━━━━━━━━

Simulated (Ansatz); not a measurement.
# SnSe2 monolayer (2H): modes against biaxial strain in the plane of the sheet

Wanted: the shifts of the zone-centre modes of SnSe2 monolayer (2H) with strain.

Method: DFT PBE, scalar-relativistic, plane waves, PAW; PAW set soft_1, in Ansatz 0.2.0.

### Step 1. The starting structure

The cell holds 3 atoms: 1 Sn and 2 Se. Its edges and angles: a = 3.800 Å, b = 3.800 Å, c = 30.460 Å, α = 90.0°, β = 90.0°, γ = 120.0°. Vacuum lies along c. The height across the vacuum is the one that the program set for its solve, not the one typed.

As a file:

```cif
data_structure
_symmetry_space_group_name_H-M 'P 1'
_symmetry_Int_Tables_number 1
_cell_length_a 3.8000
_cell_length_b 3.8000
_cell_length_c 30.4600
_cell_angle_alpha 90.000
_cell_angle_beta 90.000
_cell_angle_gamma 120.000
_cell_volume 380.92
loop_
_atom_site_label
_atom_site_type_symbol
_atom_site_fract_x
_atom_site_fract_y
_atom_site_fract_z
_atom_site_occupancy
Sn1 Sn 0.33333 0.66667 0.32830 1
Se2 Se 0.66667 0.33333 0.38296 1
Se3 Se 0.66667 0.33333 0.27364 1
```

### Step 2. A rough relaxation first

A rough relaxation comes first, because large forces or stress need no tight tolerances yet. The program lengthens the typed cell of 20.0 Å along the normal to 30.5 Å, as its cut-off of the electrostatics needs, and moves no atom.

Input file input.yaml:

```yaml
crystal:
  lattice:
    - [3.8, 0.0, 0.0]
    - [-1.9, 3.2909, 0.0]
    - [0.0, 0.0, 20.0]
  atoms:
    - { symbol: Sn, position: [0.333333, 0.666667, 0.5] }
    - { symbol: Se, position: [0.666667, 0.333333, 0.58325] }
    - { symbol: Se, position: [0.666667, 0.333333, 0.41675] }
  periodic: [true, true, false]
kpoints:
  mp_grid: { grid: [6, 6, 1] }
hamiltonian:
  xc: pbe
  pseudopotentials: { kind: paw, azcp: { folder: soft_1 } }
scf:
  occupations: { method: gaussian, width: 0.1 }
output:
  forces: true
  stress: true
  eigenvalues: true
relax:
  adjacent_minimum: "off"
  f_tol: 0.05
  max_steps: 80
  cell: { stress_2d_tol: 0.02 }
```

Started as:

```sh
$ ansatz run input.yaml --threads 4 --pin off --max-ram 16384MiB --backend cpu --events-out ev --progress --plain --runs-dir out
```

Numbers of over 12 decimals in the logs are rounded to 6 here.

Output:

━━━━━━━━

- Activity: Please give an exact restatement of only the lines from the beginning of the material above to the line with "Wanted: the shifts", inclusive.

- Problem solution:
Simulated (Ansatz); not a measurement.
# SnSe2 monolayer (2H): modes against biaxial strain in the plane of the sheet

Wanted: the shifts of the zone-centre modes of SnSe2 monolayer (2H) with strain.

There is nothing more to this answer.